» Work instruction: Only one stretch of the data below is wanted: the lines from the one with "Left, the place" through the one with "## Er: pseudopotential", repeated exactly.

────────────────────────────────────────
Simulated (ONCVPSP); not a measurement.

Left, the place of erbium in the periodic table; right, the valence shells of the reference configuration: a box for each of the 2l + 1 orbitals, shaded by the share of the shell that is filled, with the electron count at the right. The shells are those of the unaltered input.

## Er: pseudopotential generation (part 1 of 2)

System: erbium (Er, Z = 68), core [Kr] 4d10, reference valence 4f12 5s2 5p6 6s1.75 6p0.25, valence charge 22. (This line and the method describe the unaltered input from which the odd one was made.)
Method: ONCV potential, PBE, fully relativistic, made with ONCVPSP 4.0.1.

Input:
────────────────────────────────────────

» Written reply:
Left, the place of erbium in the periodic table; right, the valence shells of the reference configuration: a box for each of the 2l + 1 orbitals, shaded by the share of the shell that is filled, with the electron count at the right. The shells are those of the unaltered input.

## Er: pseudopotential generation (part 1 of 2)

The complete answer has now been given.